## Task item:
Reproduce exactly, from the data that follows, the line with "spin multiplicity 1.", the line with "## 2. PBE0-D4 in def2-SVP", and every line that lies between them.

## Data provided:
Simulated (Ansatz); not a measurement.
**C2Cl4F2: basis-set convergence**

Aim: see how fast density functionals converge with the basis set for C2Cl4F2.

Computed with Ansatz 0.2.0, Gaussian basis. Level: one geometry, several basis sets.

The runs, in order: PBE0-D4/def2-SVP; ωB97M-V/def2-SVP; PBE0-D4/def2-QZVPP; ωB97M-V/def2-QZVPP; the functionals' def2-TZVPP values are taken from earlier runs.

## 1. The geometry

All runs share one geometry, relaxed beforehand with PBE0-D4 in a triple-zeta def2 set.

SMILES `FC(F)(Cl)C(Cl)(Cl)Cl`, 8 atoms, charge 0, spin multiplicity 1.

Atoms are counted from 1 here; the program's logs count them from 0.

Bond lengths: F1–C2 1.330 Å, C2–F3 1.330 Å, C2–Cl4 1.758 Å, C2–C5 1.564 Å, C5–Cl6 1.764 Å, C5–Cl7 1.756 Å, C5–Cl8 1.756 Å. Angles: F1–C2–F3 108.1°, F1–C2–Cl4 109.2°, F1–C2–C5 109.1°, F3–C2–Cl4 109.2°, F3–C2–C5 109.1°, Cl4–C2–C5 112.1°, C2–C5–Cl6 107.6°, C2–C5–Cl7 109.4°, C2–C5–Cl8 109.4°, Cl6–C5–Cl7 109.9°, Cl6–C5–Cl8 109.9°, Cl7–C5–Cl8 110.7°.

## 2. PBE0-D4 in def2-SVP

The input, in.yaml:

## Written reply:
SMILES `FC(F)(Cl)C(Cl)(Cl)Cl`, 8 atoms, charge 0, spin multiplicity 1.

Atoms are counted from 1 here; the program's logs count them from 0.

Bond lengths: F1–C2 1.330 Å, C2–F3 1.330 Å, C2–Cl4 1.758 Å, C2–C5 1.564 Å, C5–Cl6 1.764 Å, C5–Cl7 1.756 Å, C5–Cl8 1.756 Å. Angles: F1–C2–F3 108.1°, F1–C2–Cl4 109.2°, F1–C2–C5 109.1°, F3–C2–Cl4 109.2°, F3–C2–C5 109.1°, Cl4–C2–C5 112.1°, C2–C5–Cl6 107.6°, C2–C5–Cl7 109.4°, C2–C5–Cl8 109.4°, Cl6–C5–Cl7 109.9°, Cl6–C5–Cl8 109.9°, Cl7–C5–Cl8 110.7°.

## 2. PBE0-D4 in def2-SVP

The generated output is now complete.